□ □ □ □ □ □ □

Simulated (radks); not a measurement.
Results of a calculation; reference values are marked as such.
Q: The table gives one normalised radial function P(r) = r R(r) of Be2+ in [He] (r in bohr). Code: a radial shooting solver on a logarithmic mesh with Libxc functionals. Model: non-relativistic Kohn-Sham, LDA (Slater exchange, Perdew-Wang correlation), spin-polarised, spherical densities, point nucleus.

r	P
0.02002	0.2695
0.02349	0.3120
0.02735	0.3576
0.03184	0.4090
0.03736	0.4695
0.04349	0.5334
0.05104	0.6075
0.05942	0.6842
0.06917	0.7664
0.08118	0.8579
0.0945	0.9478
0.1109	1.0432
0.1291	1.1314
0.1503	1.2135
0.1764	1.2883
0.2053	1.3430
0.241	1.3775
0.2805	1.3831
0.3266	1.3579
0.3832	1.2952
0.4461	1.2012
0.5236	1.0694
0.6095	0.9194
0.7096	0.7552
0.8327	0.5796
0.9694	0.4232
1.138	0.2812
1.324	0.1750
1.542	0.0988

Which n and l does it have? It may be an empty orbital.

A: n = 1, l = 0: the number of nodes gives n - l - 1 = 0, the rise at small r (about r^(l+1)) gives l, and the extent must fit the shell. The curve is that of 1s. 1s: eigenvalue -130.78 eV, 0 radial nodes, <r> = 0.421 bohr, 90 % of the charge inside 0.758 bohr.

□ □ □ □ □ □ □

Give every line of the material again, exactly as it reads.

Simulated (radks); not a measurement.
Results of a calculation; reference values are marked as such.
Q: The table gives one normalised radial function P(r) = r R(r) of Be2+ in [He] (r in bohr). Code: a radial shooting solver on a logarithmic mesh with Libxc functionals. Model: non-relativistic Kohn-Sham, LDA (Slater exchange, Perdew-Wang correlation), spin-polarised, spherical densities, point nucleus.

r	P
0.02002	0.2695
0.02349	0.3120
0.02735	0.3576
0.03184	0.4090
0.03736	0.4695
0.04349	0.5334
0.05104	0.6075
0.05942	0.6842
0.06917	0.7664
0.08118	0.8579
0.0945	0.9478
0.1109	1.0432
0.1291	1.1314
0.1503	1.2135
0.1764	1.2883
0.2053	1.3430
0.241	1.3775
0.2805	1.3831
0.3266	1.3579
0.3832	1.2952
0.4461	1.2012
0.5236	1.0694
0.6095	0.9194
0.7096	0.7552
0.8327	0.5796
0.9694	0.4232
1.138	0.2812
1.324	0.1750
1.542	0.0988

Which n and l does it have? It may be an empty orbital.

A: n = 1, l = 0: the number of nodes gives n - l - 1 = 0, the rise at small r (about r^(l+1)) gives l, and the extent must fit the shell. The curve is that of 1s. 1s: eigenvalue -130.78 eV, 0 radial nodes, <r> = 0.421 bohr, 90 % of the charge inside 0.758 bohr.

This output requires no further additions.